-- EXTRACTED INFORMATION --
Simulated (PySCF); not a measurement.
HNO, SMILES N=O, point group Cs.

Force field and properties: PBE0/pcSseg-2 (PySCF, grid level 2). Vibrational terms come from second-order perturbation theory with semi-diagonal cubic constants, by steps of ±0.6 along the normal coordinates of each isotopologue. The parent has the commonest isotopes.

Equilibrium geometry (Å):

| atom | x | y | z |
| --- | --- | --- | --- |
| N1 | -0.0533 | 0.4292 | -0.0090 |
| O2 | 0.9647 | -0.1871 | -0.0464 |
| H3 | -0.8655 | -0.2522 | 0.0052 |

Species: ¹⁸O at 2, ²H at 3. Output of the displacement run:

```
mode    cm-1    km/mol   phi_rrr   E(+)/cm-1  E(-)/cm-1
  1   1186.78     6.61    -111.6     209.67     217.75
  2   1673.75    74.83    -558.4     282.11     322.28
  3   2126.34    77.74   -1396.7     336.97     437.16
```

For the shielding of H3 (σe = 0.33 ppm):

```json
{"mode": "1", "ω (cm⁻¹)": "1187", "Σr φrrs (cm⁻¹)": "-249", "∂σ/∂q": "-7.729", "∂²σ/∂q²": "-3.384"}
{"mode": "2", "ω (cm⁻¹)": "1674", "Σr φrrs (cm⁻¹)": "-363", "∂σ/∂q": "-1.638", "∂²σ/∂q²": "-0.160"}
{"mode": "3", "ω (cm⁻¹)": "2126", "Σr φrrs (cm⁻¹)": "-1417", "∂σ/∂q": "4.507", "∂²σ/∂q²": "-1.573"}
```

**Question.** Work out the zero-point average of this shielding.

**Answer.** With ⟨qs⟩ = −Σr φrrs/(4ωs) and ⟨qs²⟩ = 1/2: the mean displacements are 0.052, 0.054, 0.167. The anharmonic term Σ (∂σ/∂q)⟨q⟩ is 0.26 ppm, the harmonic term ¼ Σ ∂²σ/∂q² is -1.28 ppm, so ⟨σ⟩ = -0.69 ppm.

-- BRIEF --
Copy only the entries from the first line to the line with "0.4292 | -0.0090 |", each exactly as it appears.

-- TASK ANSWER --
Simulated (PySCF); not a measurement.
HNO, SMILES N=O, point group Cs.

Force field and properties: PBE0/pcSseg-2 (PySCF, grid level 2). Vibrational terms come from second-order perturbation theory with semi-diagonal cubic constants, by steps of ±0.6 along the normal coordinates of each isotopologue. The parent has the commonest isotopes.

Equilibrium geometry (Å):

| atom | x | y | z |
| --- | --- | --- | --- |
| N1 | -0.0533 | 0.4292 | -0.0090 |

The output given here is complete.